What do the lines say, reproduced word for word, from the first of the entries below through the line bearing "of this run."?

PROVIDED RECORDS:

_____

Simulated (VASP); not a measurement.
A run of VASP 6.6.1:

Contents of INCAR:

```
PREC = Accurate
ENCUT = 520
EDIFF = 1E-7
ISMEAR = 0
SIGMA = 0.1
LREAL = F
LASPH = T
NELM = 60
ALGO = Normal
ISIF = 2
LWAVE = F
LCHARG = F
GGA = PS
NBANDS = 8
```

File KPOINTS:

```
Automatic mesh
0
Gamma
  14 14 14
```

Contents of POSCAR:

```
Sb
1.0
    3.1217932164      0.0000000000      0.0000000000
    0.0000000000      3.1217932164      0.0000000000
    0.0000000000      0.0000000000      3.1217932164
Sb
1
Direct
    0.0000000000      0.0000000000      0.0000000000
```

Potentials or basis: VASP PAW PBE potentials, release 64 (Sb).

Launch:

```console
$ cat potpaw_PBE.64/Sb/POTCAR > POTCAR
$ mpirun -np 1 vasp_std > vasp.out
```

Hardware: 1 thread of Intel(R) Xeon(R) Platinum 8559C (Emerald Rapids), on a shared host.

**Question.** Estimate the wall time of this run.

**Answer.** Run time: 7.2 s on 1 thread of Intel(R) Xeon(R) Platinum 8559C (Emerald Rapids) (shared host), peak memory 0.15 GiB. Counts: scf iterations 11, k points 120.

_____

TASK RESULT:
Simulated (VASP); not a measurement.
A run of VASP 6.6.1:

Contents of INCAR:

```
PREC = Accurate
ENCUT = 520
EDIFF = 1E-7
ISMEAR = 0
SIGMA = 0.1
LREAL = F
LASPH = T
NELM = 60
ALGO = Normal
ISIF = 2
LWAVE = F
LCHARG = F
GGA = PS
NBANDS = 8
```

File KPOINTS:

```
Automatic mesh
0
Gamma
  14 14 14
```

Contents of POSCAR:

```
Sb
1.0
    3.1217932164      0.0000000000      0.0000000000
    0.0000000000      3.1217932164      0.0000000000
    0.0000000000      0.0000000000      3.1217932164
Sb
1
Direct
    0.0000000000      0.0000000000      0.0000000000
```

Potentials or basis: VASP PAW PBE potentials, release 64 (Sb).

Launch:

```console
$ cat potpaw_PBE.64/Sb/POTCAR > POTCAR
$ mpirun -np 1 vasp_std > vasp.out
```

Hardware: 1 thread of Intel(R) Xeon(R) Platinum 8559C (Emerald Rapids), on a shared host.

**Question.** Estimate the wall time of this run.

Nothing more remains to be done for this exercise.